■ ACTIVITY
Below are some records. Reproduce them exactly from their first line through the line with "- Occupations: gaussian, width 0.1 eV", inclusive.

■ SUPPLIED DATA
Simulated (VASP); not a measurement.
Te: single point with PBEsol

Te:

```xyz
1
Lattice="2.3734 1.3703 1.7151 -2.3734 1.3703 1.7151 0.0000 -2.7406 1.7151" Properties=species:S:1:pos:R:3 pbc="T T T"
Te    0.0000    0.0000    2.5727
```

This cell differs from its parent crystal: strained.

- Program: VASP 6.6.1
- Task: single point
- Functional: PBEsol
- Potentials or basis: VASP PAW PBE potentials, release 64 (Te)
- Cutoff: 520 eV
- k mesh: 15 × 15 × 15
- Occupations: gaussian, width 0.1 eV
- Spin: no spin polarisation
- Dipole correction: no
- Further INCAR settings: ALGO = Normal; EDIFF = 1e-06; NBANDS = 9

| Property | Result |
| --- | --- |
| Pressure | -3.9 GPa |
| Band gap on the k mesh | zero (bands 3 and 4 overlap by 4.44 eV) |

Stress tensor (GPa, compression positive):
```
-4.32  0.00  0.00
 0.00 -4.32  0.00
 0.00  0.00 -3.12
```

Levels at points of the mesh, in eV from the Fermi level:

■ TASK RESULT
Simulated (VASP); not a measurement.
Te: single point with PBEsol

Te:

```xyz
1
Lattice="2.3734 1.3703 1.7151 -2.3734 1.3703 1.7151 0.0000 -2.7406 1.7151" Properties=species:S:1:pos:R:3 pbc="T T T"
Te    0.0000    0.0000    2.5727
```

This cell differs from its parent crystal: strained.

- Program: VASP 6.6.1
- Task: single point
- Functional: PBEsol
- Potentials or basis: VASP PAW PBE potentials, release 64 (Te)
- Cutoff: 520 eV
- k mesh: 15 × 15 × 15
- Occupations: gaussian, width 0.1 eV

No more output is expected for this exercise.